| ASSIGNED TASK |
Beginning with the first line, transcribe the entries below exactly through the line containing "mesh: 6 × 6 × 6", inclusive.

** Opening GIVEN ENTRIES block **
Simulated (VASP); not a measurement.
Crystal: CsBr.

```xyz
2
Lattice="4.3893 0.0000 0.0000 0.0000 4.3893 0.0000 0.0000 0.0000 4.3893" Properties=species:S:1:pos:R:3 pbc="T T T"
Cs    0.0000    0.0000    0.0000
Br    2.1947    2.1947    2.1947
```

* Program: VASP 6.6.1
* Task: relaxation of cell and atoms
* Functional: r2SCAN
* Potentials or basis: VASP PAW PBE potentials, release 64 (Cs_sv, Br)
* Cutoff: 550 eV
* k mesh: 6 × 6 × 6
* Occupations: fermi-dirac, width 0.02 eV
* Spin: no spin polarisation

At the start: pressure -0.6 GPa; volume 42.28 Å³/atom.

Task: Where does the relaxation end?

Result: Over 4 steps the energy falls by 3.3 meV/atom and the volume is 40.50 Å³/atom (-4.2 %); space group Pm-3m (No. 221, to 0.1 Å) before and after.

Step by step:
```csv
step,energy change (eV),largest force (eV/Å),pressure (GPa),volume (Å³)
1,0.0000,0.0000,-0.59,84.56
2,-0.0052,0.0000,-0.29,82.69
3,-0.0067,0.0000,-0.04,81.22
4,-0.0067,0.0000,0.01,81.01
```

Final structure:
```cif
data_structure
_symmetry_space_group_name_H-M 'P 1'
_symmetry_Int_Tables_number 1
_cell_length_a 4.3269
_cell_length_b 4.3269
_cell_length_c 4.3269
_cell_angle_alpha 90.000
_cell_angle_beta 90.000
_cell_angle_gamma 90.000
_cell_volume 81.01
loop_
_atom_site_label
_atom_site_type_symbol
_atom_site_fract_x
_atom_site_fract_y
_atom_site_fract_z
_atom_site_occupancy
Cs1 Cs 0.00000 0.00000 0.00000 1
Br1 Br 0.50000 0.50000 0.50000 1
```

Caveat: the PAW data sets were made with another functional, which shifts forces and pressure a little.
** Closing GIVEN ENTRIES block **

| PROBLEM SOLUTION |
Simulated (VASP); not a measurement.
Crystal: CsBr.

```xyz
2
Lattice="4.3893 0.0000 0.0000 0.0000 4.3893 0.0000 0.0000 0.0000 4.3893" Properties=species:S:1:pos:R:3 pbc="T T T"
Cs    0.0000    0.0000    0.0000
Br    2.1947    2.1947    2.1947
```

* Program: VASP 6.6.1
* Task: relaxation of cell and atoms
* Functional: r2SCAN
* Potentials or basis: VASP PAW PBE potentials, release 64 (Cs_sv, Br)
* Cutoff: 550 eV
* k mesh: 6 × 6 × 6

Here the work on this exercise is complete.